** Opening Entries shown block **
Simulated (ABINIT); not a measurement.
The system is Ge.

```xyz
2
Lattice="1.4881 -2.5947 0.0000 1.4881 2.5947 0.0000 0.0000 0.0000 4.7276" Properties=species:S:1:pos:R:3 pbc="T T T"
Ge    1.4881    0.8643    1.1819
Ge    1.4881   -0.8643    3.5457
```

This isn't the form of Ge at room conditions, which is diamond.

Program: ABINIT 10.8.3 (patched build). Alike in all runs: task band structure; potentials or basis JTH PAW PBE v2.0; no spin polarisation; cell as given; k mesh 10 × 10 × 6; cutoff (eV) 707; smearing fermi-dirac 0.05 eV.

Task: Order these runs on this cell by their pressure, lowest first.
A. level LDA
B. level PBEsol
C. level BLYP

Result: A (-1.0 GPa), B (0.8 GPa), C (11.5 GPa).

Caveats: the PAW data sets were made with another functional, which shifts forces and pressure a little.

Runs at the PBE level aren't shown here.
** Closing Entries shown block **

**Work request**
Output the material in full, matching it word for word.

**Written solution**
Simulated (ABINIT); not a measurement.
The system is Ge.

```xyz
2
Lattice="1.4881 -2.5947 0.0000 1.4881 2.5947 0.0000 0.0000 0.0000 4.7276" Properties=species:S:1:pos:R:3 pbc="T T T"
Ge    1.4881    0.8643    1.1819
Ge    1.4881   -0.8643    3.5457
```

This isn't the form of Ge at room conditions, which is diamond.

Program: ABINIT 10.8.3 (patched build). Alike in all runs: task band structure; potentials or basis JTH PAW PBE v2.0; no spin polarisation; cell as given; k mesh 10 × 10 × 6; cutoff (eV) 707; smearing fermi-dirac 0.05 eV.

Task: Order these runs on this cell by their pressure, lowest first.
A. level LDA
B. level PBEsol
C. level BLYP

Result: A (-1.0 GPa), B (0.8 GPa), C (11.5 GPa).

Caveats: the PAW data sets were made with another functional, which shifts forces and pressure a little.

Runs at the PBE level aren't shown here.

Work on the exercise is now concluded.